(Beginning of SOURCE MATERIAL)
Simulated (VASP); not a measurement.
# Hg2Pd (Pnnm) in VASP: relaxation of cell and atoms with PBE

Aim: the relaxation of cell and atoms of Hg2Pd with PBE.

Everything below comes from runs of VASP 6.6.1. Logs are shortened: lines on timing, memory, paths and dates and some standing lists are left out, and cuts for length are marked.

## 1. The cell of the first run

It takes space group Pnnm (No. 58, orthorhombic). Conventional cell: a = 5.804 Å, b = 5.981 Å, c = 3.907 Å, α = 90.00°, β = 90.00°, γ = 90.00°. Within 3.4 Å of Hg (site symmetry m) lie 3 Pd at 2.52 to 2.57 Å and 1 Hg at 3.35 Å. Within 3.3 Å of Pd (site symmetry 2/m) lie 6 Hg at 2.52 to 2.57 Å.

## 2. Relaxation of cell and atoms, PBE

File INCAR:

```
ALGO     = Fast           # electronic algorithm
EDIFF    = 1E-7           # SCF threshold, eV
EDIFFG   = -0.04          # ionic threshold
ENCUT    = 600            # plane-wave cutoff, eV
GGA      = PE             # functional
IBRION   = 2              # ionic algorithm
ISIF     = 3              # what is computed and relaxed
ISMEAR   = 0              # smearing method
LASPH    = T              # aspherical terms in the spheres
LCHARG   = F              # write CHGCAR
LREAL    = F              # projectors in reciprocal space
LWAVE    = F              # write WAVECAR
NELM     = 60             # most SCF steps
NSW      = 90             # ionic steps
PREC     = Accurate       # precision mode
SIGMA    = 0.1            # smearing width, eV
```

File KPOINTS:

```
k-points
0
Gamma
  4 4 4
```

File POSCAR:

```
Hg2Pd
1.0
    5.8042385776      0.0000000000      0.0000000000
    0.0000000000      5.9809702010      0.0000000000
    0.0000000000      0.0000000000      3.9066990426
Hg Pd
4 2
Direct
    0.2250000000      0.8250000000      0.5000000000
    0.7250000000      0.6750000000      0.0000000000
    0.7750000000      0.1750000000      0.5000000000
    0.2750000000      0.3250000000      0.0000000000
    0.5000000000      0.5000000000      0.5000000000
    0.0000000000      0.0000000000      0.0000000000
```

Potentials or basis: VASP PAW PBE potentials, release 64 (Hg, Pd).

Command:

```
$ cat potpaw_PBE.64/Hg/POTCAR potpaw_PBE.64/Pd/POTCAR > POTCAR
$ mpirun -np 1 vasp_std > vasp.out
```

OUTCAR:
(End of SOURCE MATERIAL)

▸ BRIEF
Starting at the line above that contains "Everything below comes", write out each line exactly until the line that contains "## 1. The cell of the first run" has been written, and stop there.

▸ EXERCISE ANSWER
Everything below comes from runs of VASP 6.6.1. Logs are shortened: lines on timing, memory, paths and dates and some standing lists are left out, and cuts for length are marked.

## 1. The cell of the first run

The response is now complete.